+++++

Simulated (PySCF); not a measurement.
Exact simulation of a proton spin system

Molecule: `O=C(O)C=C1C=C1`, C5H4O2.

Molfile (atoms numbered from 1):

+++++

- Work item
Top to bottom, the records above must be output exactly.

- Task solution
Simulated (PySCF); not a measurement.
Exact simulation of a proton spin system

Molecule: `O=C(O)C=C1C=C1`, C5H4O2.

Molfile (atoms numbered from 1):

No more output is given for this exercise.